# Extracted entries
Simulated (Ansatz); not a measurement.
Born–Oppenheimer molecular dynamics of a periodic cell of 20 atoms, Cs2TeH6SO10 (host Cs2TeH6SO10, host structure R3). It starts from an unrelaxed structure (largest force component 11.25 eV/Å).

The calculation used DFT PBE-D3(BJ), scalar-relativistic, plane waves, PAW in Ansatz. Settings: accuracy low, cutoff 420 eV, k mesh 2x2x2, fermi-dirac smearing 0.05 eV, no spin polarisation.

# Exercise
Print all of the data exactly as it was given.

# Response box
Simulated (Ansatz); not a measurement.
Born–Oppenheimer molecular dynamics of a periodic cell of 20 atoms, Cs2TeH6SO10 (host Cs2TeH6SO10, host structure R3). It starts from an unrelaxed structure (largest force component 11.25 eV/Å).

The calculation used DFT PBE-D3(BJ), scalar-relativistic, plane waves, PAW in Ansatz. Settings: accuracy low, cutoff 420 eV, k mesh 2x2x2, fermi-dirac smearing 0.05 eV, no spin polarisation.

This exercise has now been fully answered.